▸ **Raw data**
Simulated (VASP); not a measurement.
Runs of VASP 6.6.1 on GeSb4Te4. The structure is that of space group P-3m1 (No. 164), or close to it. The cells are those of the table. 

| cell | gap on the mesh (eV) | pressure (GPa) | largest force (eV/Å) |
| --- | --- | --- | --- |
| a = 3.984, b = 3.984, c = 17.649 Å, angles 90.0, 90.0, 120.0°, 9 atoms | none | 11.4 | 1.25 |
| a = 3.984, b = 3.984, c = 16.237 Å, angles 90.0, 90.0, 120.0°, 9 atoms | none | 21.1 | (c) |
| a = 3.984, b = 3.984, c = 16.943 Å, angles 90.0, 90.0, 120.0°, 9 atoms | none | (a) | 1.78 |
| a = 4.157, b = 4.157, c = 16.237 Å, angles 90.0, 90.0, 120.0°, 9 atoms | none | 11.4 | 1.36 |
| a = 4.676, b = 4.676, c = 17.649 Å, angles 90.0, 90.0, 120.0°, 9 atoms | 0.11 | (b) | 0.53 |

▸ **Required action**
Every record above must be repeated word for word.

▸ **Answer box**
Simulated (VASP); not a measurement.
Runs of VASP 6.6.1 on GeSb4Te4. The structure is that of space group P-3m1 (No. 164), or close to it. The cells are those of the table. 

| cell | gap on the mesh (eV) | pressure (GPa) | largest force (eV/Å) |
| --- | --- | --- | --- |
| a = 3.984, b = 3.984, c = 17.649 Å, angles 90.0, 90.0, 120.0°, 9 atoms | none | 11.4 | 1.25 |
| a = 3.984, b = 3.984, c = 16.237 Å, angles 90.0, 90.0, 120.0°, 9 atoms | none | 21.1 | (c) |
| a = 3.984, b = 3.984, c = 16.943 Å, angles 90.0, 90.0, 120.0°, 9 atoms | none | (a) | 1.78 |
| a = 4.157, b = 4.157, c = 16.237 Å, angles 90.0, 90.0, 120.0°, 9 atoms | none | 11.4 | 1.36 |
| a = 4.676, b = 4.676, c = 17.649 Å, angles 90.0, 90.0, 120.0°, 9 atoms | 0.11 | (b) | 0.53 |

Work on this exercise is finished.